> Task item:
Give again, unaltered, the lines of the listing below that run from the line having "- Potentials or" through the line having "Pressure -0.5 GPa; largest force 0.060 eV/Å.".

> Dataset:
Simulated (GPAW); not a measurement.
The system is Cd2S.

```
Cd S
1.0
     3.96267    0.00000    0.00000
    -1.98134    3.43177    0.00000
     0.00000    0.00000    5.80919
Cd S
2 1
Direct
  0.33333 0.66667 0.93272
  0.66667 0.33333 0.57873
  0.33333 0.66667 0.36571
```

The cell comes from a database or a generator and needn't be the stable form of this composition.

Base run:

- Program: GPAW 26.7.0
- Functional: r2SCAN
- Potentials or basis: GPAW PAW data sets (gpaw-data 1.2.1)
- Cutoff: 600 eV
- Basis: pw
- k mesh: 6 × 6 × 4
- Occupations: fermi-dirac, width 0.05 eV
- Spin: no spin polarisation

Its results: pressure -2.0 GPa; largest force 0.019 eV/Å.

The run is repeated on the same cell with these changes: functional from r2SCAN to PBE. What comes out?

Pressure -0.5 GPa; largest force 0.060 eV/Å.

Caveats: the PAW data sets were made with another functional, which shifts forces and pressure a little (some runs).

> Written solution:
- Potentials or basis: GPAW PAW data sets (gpaw-data 1.2.1)
- Cutoff: 600 eV
- Basis: pw
- k mesh: 6 × 6 × 4
- Occupations: fermi-dirac, width 0.05 eV
- Spin: no spin polarisation

Its results: pressure -2.0 GPa; largest force 0.019 eV/Å.

The run is repeated on the same cell with these changes: functional from r2SCAN to PBE. What comes out?

Pressure -0.5 GPa; largest force 0.060 eV/Å.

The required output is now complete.